* WORK INSTRUCTION:
Starting with the first line and ending with the line that holds "Settings: cutoff 500", repeat the material exactly.

......
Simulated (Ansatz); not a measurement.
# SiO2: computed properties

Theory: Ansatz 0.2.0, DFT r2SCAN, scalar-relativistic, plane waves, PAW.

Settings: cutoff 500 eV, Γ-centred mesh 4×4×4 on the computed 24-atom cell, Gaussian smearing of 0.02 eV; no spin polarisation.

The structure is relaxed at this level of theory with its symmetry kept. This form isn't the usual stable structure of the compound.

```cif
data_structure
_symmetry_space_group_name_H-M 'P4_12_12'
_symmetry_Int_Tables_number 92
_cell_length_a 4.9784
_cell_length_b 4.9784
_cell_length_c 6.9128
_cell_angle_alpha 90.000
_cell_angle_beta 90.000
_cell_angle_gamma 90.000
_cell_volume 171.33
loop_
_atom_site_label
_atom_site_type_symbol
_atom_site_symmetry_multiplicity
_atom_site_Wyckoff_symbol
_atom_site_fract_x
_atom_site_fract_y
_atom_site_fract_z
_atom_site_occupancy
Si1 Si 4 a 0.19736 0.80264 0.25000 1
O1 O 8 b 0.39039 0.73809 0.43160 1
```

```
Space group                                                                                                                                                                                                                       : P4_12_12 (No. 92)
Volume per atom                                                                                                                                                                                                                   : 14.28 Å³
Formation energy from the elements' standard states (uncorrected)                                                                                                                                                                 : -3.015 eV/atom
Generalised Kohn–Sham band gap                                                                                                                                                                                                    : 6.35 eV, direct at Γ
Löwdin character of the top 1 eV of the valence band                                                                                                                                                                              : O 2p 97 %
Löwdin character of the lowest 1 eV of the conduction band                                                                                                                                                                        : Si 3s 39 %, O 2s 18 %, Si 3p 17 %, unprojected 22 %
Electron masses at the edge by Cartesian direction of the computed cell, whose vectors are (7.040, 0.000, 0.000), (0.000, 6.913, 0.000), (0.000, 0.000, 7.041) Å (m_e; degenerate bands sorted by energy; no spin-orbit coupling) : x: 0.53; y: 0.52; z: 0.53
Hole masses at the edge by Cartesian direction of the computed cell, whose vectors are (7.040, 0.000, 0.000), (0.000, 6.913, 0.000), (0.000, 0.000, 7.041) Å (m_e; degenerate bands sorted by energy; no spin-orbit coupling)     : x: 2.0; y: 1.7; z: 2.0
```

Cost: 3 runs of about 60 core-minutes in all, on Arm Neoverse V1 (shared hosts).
......

* TASK RESPONSE:
Simulated (Ansatz); not a measurement.
# SiO2: computed properties

Theory: Ansatz 0.2.0, DFT r2SCAN, scalar-relativistic, plane waves, PAW.

Settings: cutoff 500 eV, Γ-centred mesh 4×4×4 on the computed 24-atom cell, Gaussian smearing of 0.02 eV; no spin polarisation.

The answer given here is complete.